Data for review:
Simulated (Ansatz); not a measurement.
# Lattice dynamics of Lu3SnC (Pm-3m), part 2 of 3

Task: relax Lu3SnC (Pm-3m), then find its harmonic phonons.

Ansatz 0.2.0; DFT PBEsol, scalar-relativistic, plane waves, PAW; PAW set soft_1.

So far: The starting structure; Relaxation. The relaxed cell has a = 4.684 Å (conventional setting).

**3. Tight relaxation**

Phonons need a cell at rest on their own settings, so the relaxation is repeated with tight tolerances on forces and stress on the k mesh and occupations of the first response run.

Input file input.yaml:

Assignment: Write out the full listing without altering anything.

Task response:
Simulated (Ansatz); not a measurement.
# Lattice dynamics of Lu3SnC (Pm-3m), part 2 of 3

Task: relax Lu3SnC (Pm-3m), then find its harmonic phonons.

Ansatz 0.2.0; DFT PBEsol, scalar-relativistic, plane waves, PAW; PAW set soft_1.

So far: The starting structure; Relaxation. The relaxed cell has a = 4.684 Å (conventional setting).

**3. Tight relaxation**

Phonons need a cell at rest on their own settings, so the relaxation is repeated with tight tolerances on forces and stress on the k mesh and occupations of the first response run.

Input file input.yaml:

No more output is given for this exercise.